Repeat exactly the lines from the start of the material below up to and including the "with C1–C2–C3–C4 64°" line.

*-*-*

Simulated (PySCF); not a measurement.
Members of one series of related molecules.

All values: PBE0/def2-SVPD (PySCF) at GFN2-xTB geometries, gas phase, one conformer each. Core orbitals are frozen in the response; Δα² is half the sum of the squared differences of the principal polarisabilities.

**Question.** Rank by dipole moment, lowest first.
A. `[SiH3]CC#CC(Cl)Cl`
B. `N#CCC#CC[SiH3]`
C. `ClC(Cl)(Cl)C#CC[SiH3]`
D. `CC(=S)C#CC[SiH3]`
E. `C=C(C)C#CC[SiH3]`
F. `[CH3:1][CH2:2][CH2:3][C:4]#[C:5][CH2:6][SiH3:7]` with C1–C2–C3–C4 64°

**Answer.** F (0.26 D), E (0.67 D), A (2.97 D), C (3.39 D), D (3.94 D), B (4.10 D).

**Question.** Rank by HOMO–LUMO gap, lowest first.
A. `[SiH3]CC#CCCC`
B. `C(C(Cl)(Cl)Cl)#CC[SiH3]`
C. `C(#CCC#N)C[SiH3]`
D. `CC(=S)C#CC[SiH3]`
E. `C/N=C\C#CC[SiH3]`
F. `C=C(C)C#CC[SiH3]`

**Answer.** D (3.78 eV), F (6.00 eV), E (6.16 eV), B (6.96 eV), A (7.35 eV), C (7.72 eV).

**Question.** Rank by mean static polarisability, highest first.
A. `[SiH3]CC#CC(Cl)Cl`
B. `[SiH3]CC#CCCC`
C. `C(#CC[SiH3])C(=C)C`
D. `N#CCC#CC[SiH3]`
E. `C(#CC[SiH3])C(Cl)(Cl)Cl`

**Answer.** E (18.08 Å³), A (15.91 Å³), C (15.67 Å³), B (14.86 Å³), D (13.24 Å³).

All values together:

*-*-*

◆ Response area
Simulated (PySCF); not a measurement.
Members of one series of related molecules.

All values: PBE0/def2-SVPD (PySCF) at GFN2-xTB geometries, gas phase, one conformer each. Core orbitals are frozen in the response; Δα² is half the sum of the squared differences of the principal polarisabilities.

**Question.** Rank by dipole moment, lowest first.
A. `[SiH3]CC#CC(Cl)Cl`
B. `N#CCC#CC[SiH3]`
C. `ClC(Cl)(Cl)C#CC[SiH3]`
D. `CC(=S)C#CC[SiH3]`
E. `C=C(C)C#CC[SiH3]`
F. `[CH3:1][CH2:2][CH2:3][C:4]#[C:5][CH2:6][SiH3:7]` with C1–C2–C3–C4 64°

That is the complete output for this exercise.